WORK REQUEST: Would you return the material below exactly, with no line left out?

*** RECORDED DATA Section Begins ***
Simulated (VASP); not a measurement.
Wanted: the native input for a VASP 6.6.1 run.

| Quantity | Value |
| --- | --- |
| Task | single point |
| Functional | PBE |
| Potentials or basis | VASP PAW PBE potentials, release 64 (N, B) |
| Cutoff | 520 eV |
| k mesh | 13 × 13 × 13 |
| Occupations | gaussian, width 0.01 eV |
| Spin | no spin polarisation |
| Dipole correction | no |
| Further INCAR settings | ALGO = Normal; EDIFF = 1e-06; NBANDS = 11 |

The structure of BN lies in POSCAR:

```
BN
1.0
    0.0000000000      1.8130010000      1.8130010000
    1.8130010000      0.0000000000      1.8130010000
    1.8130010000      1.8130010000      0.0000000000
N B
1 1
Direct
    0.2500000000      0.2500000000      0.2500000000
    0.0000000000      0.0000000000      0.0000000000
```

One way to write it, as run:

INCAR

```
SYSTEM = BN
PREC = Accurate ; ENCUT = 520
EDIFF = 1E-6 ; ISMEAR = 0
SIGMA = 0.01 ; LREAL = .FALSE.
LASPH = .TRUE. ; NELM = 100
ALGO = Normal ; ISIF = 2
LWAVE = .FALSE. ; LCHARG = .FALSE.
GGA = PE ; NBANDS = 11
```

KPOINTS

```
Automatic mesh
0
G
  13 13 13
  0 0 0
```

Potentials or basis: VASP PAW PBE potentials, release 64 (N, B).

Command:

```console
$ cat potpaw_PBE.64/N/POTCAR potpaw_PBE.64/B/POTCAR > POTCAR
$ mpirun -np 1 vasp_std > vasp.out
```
*** RECORDED DATA Section Ends ***

TASK SOLUTION:
Simulated (VASP); not a measurement.
Wanted: the native input for a VASP 6.6.1 run.

| Quantity | Value |
| --- | --- |
| Task | single point |
| Functional | PBE |
| Potentials or basis | VASP PAW PBE potentials, release 64 (N, B) |
| Cutoff | 520 eV |
| k mesh | 13 × 13 × 13 |
| Occupations | gaussian, width 0.01 eV |
| Spin | no spin polarisation |
| Dipole correction | no |
| Further INCAR settings | ALGO = Normal; EDIFF = 1e-06; NBANDS = 11 |

The structure of BN lies in POSCAR:

```
BN
1.0
    0.0000000000      1.8130010000      1.8130010000
    1.8130010000      0.0000000000      1.8130010000
    1.8130010000      1.8130010000      0.0000000000
N B
1 1
Direct
    0.2500000000      0.2500000000      0.2500000000
    0.0000000000      0.0000000000      0.0000000000
```

One way to write it, as run:

INCAR

```
SYSTEM = BN
PREC = Accurate ; ENCUT = 520
EDIFF = 1E-6 ; ISMEAR = 0
SIGMA = 0.01 ; LREAL = .FALSE.
LASPH = .TRUE. ; NELM = 100
ALGO = Normal ; ISIF = 2
LWAVE = .FALSE. ; LCHARG = .FALSE.
GGA = PE ; NBANDS = 11
```

KPOINTS

```
Automatic mesh
0
G
  13 13 13
  0 0 0
```

Potentials or basis: VASP PAW PBE potentials, release 64 (N, B).

Command:

```console
$ cat potpaw_PBE.64/N/POTCAR potpaw_PBE.64/B/POTCAR > POTCAR
$ mpirun -np 1 vasp_std > vasp.out
```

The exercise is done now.